The data —
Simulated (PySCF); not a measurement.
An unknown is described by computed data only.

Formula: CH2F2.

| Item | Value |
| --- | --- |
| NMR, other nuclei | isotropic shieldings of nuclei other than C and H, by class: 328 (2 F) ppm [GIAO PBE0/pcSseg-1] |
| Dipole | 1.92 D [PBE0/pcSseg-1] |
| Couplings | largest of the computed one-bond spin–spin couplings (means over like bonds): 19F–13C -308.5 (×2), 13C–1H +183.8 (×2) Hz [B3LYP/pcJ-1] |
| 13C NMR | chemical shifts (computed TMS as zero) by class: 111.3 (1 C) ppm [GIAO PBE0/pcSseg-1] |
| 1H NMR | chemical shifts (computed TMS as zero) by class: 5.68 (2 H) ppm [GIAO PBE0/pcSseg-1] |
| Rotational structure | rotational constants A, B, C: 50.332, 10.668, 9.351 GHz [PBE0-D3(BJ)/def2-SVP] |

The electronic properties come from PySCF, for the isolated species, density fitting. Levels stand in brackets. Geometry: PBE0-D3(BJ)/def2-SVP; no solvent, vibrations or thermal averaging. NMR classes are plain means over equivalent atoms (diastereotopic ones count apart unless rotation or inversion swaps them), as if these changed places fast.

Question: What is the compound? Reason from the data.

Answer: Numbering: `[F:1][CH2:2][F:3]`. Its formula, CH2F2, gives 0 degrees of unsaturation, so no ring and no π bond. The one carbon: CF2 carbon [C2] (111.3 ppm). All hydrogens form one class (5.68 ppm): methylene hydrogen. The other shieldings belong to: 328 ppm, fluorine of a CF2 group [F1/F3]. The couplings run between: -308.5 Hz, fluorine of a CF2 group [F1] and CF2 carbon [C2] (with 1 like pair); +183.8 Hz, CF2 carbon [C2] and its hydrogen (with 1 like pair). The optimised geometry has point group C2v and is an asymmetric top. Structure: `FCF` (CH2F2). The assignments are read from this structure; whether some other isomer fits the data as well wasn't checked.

Work instruction — Considering only the material above, set down every line from the one with "F) ppm [GIAO PBE0/pcSseg-1] |" to the one with "Question: What is", inclusive, exactly as written.

Written response —
| NMR, other nuclei | isotropic shieldings of nuclei other than C and H, by class: 328 (2 F) ppm [GIAO PBE0/pcSseg-1] |
| Dipole | 1.92 D [PBE0/pcSseg-1] |
| Couplings | largest of the computed one-bond spin–spin couplings (means over like bonds): 19F–13C -308.5 (×2), 13C–1H +183.8 (×2) Hz [B3LYP/pcJ-1] |
| 13C NMR | chemical shifts (computed TMS as zero) by class: 111.3 (1 C) ppm [GIAO PBE0/pcSseg-1] |
| 1H NMR | chemical shifts (computed TMS as zero) by class: 5.68 (2 H) ppm [GIAO PBE0/pcSseg-1] |
| Rotational structure | rotational constants A, B, C: 50.332, 10.668, 9.351 GHz [PBE0-D3(BJ)/def2-SVP] |

The electronic properties come from PySCF, for the isolated species, density fitting. Levels stand in brackets. Geometry: PBE0-D3(BJ)/def2-SVP; no solvent, vibrations or thermal averaging. NMR classes are plain means over equivalent atoms (diastereotopic ones count apart unless rotation or inversion swaps them), as if these changed places fast.

Question: What is the compound? Reason from the data.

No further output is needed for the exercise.